Every line from the start of the listing below through the line that contains "(eV) | -5.74 |" is to be reproduced word for word.

BEGIN Data section
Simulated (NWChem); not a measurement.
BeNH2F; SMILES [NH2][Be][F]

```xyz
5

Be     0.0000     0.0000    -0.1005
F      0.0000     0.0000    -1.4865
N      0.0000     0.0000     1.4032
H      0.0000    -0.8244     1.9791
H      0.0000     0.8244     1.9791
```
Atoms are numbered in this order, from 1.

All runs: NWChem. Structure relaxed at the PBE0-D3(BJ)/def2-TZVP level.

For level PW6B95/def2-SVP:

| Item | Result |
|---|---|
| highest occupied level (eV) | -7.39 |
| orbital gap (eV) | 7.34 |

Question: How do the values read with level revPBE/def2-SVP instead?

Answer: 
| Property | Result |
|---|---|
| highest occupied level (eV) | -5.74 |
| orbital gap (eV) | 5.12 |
END Data section

→ **Problem solution**
Simulated (NWChem); not a measurement.
BeNH2F; SMILES [NH2][Be][F]

```xyz
5

Be     0.0000     0.0000    -0.1005
F      0.0000     0.0000    -1.4865
N      0.0000     0.0000     1.4032
H      0.0000    -0.8244     1.9791
H      0.0000     0.8244     1.9791
```
Atoms are numbered in this order, from 1.

All runs: NWChem. Structure relaxed at the PBE0-D3(BJ)/def2-TZVP level.

For level PW6B95/def2-SVP:

| Item | Result |
|---|---|
| highest occupied level (eV) | -7.39 |
| orbital gap (eV) | 7.34 |

Question: How do the values read with level revPBE/def2-SVP instead?

Answer: 
| Property | Result |
|---|---|
| highest occupied level (eV) | -5.74 |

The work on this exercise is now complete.